• [Data listing]
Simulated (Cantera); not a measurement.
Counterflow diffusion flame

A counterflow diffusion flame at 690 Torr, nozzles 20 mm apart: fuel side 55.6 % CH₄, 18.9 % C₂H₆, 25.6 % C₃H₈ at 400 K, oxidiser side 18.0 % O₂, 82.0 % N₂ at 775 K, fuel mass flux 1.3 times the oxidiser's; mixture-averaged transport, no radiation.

• [Work order] Write every line of the material out again exactly.

• [Answer area]
Simulated (Cantera); not a measurement.
Counterflow diffusion flame

A counterflow diffusion flame at 690 Torr, nozzles 20 mm apart: fuel side 55.6 % CH₄, 18.9 % C₂H₆, 25.6 % C₃H₈ at 400 K, oxidiser side 18.0 % O₂, 82.0 % N₂ at 775 K, fuel mass flux 1.3 times the oxidiser's; mixture-averaged transport, no radiation.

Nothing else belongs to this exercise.